▶ **Supplied entries**:
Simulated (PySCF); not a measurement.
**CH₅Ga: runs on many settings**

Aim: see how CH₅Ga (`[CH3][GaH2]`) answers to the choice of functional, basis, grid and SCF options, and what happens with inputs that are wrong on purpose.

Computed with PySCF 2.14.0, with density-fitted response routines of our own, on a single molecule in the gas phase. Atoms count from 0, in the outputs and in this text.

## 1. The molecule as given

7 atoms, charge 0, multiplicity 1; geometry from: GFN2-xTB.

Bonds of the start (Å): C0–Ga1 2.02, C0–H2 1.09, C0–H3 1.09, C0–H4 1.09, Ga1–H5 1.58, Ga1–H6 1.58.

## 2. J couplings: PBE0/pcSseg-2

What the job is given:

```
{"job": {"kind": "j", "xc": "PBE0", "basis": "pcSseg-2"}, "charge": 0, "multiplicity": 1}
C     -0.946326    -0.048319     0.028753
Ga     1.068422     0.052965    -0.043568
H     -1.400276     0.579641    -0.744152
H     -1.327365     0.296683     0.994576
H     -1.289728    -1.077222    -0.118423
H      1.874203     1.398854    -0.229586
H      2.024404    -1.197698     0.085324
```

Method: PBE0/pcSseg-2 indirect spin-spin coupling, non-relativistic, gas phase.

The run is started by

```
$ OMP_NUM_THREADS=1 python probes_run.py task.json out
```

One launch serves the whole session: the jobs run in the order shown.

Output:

▶ **Requirement**: Print exactly, and only, the lines beginning at the top of the listing and ending at the line with "Aim: see how".

▶ **Exercise solution**:
Simulated (PySCF); not a measurement.
**CH₅Ga: runs on many settings**

Aim: see how CH₅Ga (`[CH3][GaH2]`) answers to the choice of functional, basis, grid and SCF options, and what happens with inputs that are wrong on purpose.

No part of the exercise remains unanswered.